■ SUPPLIED INFORMATION ■
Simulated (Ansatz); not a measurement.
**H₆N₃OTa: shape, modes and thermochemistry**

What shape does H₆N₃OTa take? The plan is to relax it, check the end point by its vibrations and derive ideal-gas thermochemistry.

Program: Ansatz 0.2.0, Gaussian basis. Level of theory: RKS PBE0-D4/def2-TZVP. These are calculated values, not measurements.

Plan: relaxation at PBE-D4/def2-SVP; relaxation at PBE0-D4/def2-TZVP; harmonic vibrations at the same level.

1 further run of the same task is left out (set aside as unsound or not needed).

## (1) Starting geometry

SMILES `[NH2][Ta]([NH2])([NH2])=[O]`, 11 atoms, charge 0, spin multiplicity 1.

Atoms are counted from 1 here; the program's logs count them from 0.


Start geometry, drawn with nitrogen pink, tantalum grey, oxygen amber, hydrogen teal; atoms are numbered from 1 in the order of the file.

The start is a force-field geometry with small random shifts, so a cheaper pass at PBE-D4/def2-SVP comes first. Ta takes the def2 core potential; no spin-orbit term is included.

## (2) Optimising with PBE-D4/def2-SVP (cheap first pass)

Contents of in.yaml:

■ TASK ITEM ■
Each line above is to be reproduced exactly.

■ EXERCISE ANSWER ■
Simulated (Ansatz); not a measurement.
**H₆N₃OTa: shape, modes and thermochemistry**

What shape does H₆N₃OTa take? The plan is to relax it, check the end point by its vibrations and derive ideal-gas thermochemistry.

Program: Ansatz 0.2.0, Gaussian basis. Level of theory: RKS PBE0-D4/def2-TZVP. These are calculated values, not measurements.

Plan: relaxation at PBE-D4/def2-SVP; relaxation at PBE0-D4/def2-TZVP; harmonic vibrations at the same level.

1 further run of the same task is left out (set aside as unsound or not needed).

## (1) Starting geometry

SMILES `[NH2][Ta]([NH2])([NH2])=[O]`, 11 atoms, charge 0, spin multiplicity 1.

Atoms are counted from 1 here; the program's logs count them from 0.


Start geometry, drawn with nitrogen pink, tantalum grey, oxygen amber, hydrogen teal; atoms are numbered from 1 in the order of the file.

The start is a force-field geometry with small random shifts, so a cheaper pass at PBE-D4/def2-SVP comes first. Ta takes the def2 core potential; no spin-orbit term is included.

## (2) Optimising with PBE-D4/def2-SVP (cheap first pass)

Contents of in.yaml:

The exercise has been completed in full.